**Required action:** Exact repetition is the task: copy every entry below.

**Record set:**
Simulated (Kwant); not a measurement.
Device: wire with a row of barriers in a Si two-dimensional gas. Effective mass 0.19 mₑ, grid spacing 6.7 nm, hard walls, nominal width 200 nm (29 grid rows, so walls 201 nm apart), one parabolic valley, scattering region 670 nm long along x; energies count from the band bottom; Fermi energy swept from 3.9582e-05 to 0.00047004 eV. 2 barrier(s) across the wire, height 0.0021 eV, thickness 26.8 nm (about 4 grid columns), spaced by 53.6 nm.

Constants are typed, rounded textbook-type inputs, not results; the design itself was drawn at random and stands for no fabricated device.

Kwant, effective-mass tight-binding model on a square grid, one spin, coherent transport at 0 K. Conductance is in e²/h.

**Answer space:**
Simulated (Kwant); not a measurement.
Device: wire with a row of barriers in a Si two-dimensional gas. Effective mass 0.19 mₑ, grid spacing 6.7 nm, hard walls, nominal width 200 nm (29 grid rows, so walls 201 nm apart), one parabolic valley, scattering region 670 nm long along x; energies count from the band bottom; Fermi energy swept from 3.9582e-05 to 0.00047004 eV. 2 barrier(s) across the wire, height 0.0021 eV, thickness 26.8 nm (about 4 grid columns), spaced by 53.6 nm.

Constants are typed, rounded textbook-type inputs, not results; the design itself was drawn at random and stands for no fabricated device.

Kwant, effective-mass tight-binding model on a square grid, one spin, coherent transport at 0 K. Conductance is in e²/h.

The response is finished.